_ _ _ _ _

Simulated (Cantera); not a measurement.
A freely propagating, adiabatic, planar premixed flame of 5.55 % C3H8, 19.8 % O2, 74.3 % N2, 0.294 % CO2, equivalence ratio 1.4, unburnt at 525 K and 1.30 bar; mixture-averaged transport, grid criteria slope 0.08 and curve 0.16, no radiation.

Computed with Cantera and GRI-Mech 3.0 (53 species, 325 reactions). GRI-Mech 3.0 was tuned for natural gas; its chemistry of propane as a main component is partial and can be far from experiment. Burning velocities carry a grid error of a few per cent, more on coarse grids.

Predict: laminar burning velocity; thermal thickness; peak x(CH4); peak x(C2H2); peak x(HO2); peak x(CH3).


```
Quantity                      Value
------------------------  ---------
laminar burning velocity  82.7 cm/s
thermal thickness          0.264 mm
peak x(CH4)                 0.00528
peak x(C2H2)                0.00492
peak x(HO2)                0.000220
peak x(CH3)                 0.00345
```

_ _ _ _ _

WORK ITEM: Verbatim output is expected for the lines from the start of the data to the line in which "Computed with Cantera" appears, both included.

WRITTEN ANSWER:
Simulated (Cantera); not a measurement.
A freely propagating, adiabatic, planar premixed flame of 5.55 % C3H8, 19.8 % O2, 74.3 % N2, 0.294 % CO2, equivalence ratio 1.4, unburnt at 525 K and 1.30 bar; mixture-averaged transport, grid criteria slope 0.08 and curve 0.16, no radiation.

Computed with Cantera and GRI-Mech 3.0 (53 species, 325 reactions). GRI-Mech 3.0 was tuned for natural gas; its chemistry of propane as a main component is partial and can be far from experiment. Burning velocities carry a grid error of a few per cent, more on coarse grids.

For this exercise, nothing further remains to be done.